-=-=-=-=-

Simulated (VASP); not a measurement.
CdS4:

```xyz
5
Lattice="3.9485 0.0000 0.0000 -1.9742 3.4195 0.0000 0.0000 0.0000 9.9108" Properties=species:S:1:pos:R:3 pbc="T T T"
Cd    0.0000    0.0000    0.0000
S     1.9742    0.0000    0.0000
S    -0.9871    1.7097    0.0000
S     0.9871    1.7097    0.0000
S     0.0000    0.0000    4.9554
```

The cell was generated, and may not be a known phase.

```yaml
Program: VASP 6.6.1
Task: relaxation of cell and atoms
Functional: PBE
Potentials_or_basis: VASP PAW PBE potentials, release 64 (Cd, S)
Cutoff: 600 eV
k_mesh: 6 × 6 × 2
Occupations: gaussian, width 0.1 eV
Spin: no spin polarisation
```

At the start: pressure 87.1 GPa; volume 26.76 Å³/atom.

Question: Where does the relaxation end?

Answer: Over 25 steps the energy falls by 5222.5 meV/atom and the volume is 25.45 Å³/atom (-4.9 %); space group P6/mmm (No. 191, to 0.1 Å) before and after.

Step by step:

-=-=-=-=-

## Brief
The complete listing is needed again, with each line reproduced exactly.

## Your solution
Simulated (VASP); not a measurement.
CdS4:

```xyz
5
Lattice="3.9485 0.0000 0.0000 -1.9742 3.4195 0.0000 0.0000 0.0000 9.9108" Properties=species:S:1:pos:R:3 pbc="T T T"
Cd    0.0000    0.0000    0.0000
S     1.9742    0.0000    0.0000
S    -0.9871    1.7097    0.0000
S     0.9871    1.7097    0.0000
S     0.0000    0.0000    4.9554
```

The cell was generated, and may not be a known phase.

```yaml
Program: VASP 6.6.1
Task: relaxation of cell and atoms
Functional: PBE
Potentials_or_basis: VASP PAW PBE potentials, release 64 (Cd, S)
Cutoff: 600 eV
k_mesh: 6 × 6 × 2
Occupations: gaussian, width 0.1 eV
Spin: no spin polarisation
```

At the start: pressure 87.1 GPa; volume 26.76 Å³/atom.

Question: Where does the relaxation end?

Answer: Over 25 steps the energy falls by 5222.5 meV/atom and the volume is 25.45 Å³/atom (-4.9 %); space group P6/mmm (No. 191, to 0.1 Å) before and after.

Step by step:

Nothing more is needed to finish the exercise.